▶ **REQUIREMENT**
Repeat the whole listing, keeping each line as it is.

########################################
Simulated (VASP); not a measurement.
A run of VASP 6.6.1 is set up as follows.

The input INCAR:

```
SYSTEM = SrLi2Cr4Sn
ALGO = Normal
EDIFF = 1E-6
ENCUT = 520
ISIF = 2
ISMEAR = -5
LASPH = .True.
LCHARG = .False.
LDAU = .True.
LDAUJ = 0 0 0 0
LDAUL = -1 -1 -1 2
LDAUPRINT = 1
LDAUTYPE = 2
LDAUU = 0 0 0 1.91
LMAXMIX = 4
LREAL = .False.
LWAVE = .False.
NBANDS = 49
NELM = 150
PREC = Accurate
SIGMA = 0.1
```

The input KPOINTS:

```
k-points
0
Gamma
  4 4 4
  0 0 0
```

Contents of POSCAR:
########################################

▶ **ANSWER BOX**
Simulated (VASP); not a measurement.
A run of VASP 6.6.1 is set up as follows.

The input INCAR:

```
SYSTEM = SrLi2Cr4Sn
ALGO = Normal
EDIFF = 1E-6
ENCUT = 520
ISIF = 2
ISMEAR = -5
LASPH = .True.
LCHARG = .False.
LDAU = .True.
LDAUJ = 0 0 0 0
LDAUL = -1 -1 -1 2
LDAUPRINT = 1
LDAUTYPE = 2
LDAUU = 0 0 0 1.91
LMAXMIX = 4
LREAL = .False.
LWAVE = .False.
NBANDS = 49
NELM = 150
PREC = Accurate
SIGMA = 0.1
```

The input KPOINTS:

```
k-points
0
Gamma
  4 4 4
  0 0 0
```

Contents of POSCAR:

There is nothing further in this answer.